::: Available data :::
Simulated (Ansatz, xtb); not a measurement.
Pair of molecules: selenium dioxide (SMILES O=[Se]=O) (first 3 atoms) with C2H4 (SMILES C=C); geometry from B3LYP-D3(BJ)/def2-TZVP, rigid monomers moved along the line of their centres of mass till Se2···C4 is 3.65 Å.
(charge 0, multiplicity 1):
:::

→ **Assigned task**
Copy out the whole listing above, leaving each line exactly as it stands.

→ **Task response**
Simulated (Ansatz, xtb); not a measurement.
Pair of molecules: selenium dioxide (SMILES O=[Se]=O) (first 3 atoms) with C2H4 (SMILES C=C); geometry from B3LYP-D3(BJ)/def2-TZVP, rigid monomers moved along the line of their centres of mass till Se2···C4 is 3.65 Å.
(charge 0, multiplicity 1):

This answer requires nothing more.